-----

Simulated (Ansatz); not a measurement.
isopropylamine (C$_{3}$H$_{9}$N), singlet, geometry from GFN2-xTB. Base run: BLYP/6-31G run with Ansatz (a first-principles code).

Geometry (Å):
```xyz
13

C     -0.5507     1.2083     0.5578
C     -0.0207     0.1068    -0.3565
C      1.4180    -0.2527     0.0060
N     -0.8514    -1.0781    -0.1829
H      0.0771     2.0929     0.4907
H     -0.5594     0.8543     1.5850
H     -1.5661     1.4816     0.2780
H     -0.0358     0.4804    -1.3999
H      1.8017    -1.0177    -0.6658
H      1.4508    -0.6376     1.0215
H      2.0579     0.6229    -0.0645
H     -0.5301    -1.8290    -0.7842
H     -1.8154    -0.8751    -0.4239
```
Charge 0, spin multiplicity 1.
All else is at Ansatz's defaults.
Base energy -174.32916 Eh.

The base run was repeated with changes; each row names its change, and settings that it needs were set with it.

-----

● **Work instruction**
Starting at the first entry and ending at the last, reproduce each one exactly.

● **Answer area**
Simulated (Ansatz); not a measurement.
isopropylamine (C$_{3}$H$_{9}$N), singlet, geometry from GFN2-xTB. Base run: BLYP/6-31G run with Ansatz (a first-principles code).

Geometry (Å):
```xyz
13

C     -0.5507     1.2083     0.5578
C     -0.0207     0.1068    -0.3565
C      1.4180    -0.2527     0.0060
N     -0.8514    -1.0781    -0.1829
H      0.0771     2.0929     0.4907
H     -0.5594     0.8543     1.5850
H     -1.5661     1.4816     0.2780
H     -0.0358     0.4804    -1.3999
H      1.8017    -1.0177    -0.6658
H      1.4508    -0.6376     1.0215
H      2.0579     0.6229    -0.0645
H     -0.5301    -1.8290    -0.7842
H     -1.8154    -0.8751    -0.4239
```
Charge 0, spin multiplicity 1.
All else is at Ansatz's defaults.
Base energy -174.32916 Eh.

The base run was repeated with changes; each row names its change, and settings that it needs were set with it.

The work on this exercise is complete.